:: Dataset

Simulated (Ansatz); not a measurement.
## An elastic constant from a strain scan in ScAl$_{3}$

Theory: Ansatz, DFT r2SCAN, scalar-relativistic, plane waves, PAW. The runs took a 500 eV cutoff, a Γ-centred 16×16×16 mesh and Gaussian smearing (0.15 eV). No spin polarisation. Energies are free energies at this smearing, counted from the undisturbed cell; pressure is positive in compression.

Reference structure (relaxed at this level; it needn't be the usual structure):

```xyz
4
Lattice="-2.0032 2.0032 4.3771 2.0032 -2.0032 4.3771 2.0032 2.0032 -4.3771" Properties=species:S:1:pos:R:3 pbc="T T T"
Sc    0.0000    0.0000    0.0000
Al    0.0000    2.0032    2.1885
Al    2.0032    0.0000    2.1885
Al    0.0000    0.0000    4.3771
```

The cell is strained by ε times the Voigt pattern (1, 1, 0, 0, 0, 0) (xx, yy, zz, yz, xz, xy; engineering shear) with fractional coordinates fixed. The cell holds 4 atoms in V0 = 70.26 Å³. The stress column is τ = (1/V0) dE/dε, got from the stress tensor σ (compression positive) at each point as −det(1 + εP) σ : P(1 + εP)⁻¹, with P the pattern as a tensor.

::::

▸ **Brief**
Reproduce word for word the lines of the records above, beginning at the first and ending with the line where "Theory: Ansatz, DFT" appears, and nothing past it.

▸ **Your solution**
Simulated (Ansatz); not a measurement.
## An elastic constant from a strain scan in ScAl$_{3}$

Theory: Ansatz, DFT r2SCAN, scalar-relativistic, plane waves, PAW. The runs took a 500 eV cutoff, a Γ-centred 16×16×16 mesh and Gaussian smearing (0.15 eV). No spin polarisation. Energies are free energies at this smearing, counted from the undisturbed cell; pressure is positive in compression.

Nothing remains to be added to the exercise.